Return, in their exact form, the lines that lie between the start of the data below and the line containing "3d5/2 | 0.30127 |", with both ends included.

* * * * *

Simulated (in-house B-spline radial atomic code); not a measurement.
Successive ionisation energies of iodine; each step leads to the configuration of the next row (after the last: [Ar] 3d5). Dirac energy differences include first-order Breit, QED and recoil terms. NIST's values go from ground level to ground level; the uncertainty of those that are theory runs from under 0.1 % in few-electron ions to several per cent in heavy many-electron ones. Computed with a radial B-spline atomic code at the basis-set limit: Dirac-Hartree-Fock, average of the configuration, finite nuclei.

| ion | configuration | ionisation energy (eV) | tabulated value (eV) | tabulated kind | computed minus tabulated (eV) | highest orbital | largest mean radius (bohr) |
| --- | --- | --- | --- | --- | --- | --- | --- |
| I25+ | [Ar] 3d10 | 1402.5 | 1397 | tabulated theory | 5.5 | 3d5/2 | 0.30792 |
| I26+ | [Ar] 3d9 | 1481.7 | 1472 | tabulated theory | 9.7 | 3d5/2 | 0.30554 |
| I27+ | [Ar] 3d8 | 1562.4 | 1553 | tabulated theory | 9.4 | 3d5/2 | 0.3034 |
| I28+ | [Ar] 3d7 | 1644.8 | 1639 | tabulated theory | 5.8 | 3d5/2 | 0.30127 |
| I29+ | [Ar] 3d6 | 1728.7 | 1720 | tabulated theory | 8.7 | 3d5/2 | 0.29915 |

* * * * *

**Answer box:**
Simulated (in-house B-spline radial atomic code); not a measurement.
Successive ionisation energies of iodine; each step leads to the configuration of the next row (after the last: [Ar] 3d5). Dirac energy differences include first-order Breit, QED and recoil terms. NIST's values go from ground level to ground level; the uncertainty of those that are theory runs from under 0.1 % in few-electron ions to several per cent in heavy many-electron ones. Computed with a radial B-spline atomic code at the basis-set limit: Dirac-Hartree-Fock, average of the configuration, finite nuclei.

| ion | configuration | ionisation energy (eV) | tabulated value (eV) | tabulated kind | computed minus tabulated (eV) | highest orbital | largest mean radius (bohr) |
| --- | --- | --- | --- | --- | --- | --- | --- |
| I25+ | [Ar] 3d10 | 1402.5 | 1397 | tabulated theory | 5.5 | 3d5/2 | 0.30792 |
| I26+ | [Ar] 3d9 | 1481.7 | 1472 | tabulated theory | 9.7 | 3d5/2 | 0.30554 |
| I27+ | [Ar] 3d8 | 1562.4 | 1553 | tabulated theory | 9.4 | 3d5/2 | 0.3034 |
| I28+ | [Ar] 3d7 | 1644.8 | 1639 | tabulated theory | 5.8 | 3d5/2 | 0.30127 |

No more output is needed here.